▶ ASSIGNMENT: Look below for the lines from the one with "# Cl+: calculation against measurement" to the one with "Calculated at this", and copy exactly those lines, both ends included.

▶ SUPPLIED INFORMATION:
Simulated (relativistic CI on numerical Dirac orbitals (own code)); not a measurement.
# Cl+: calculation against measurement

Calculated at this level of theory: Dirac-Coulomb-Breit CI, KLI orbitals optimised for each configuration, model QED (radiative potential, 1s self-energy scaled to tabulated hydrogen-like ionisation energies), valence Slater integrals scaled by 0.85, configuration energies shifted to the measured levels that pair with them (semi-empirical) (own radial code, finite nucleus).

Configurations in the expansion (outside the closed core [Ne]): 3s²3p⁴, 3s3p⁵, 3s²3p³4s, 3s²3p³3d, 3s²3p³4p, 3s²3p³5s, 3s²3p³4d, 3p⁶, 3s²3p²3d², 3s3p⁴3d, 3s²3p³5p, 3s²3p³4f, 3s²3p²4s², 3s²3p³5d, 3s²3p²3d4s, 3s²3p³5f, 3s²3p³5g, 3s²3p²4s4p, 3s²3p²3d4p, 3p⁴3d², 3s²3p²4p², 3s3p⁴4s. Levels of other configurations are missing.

▶ RESPONSE:
# Cl+: calculation against measurement

Calculated at this level of theory: Dirac-Coulomb-Breit CI, KLI orbitals optimised for each configuration, model QED (radiative potential, 1s self-energy scaled to tabulated hydrogen-like ionisation energies), valence Slater integrals scaled by 0.85, configuration energies shifted to the measured levels that pair with them (semi-empirical) (own radial code, finite nucleus).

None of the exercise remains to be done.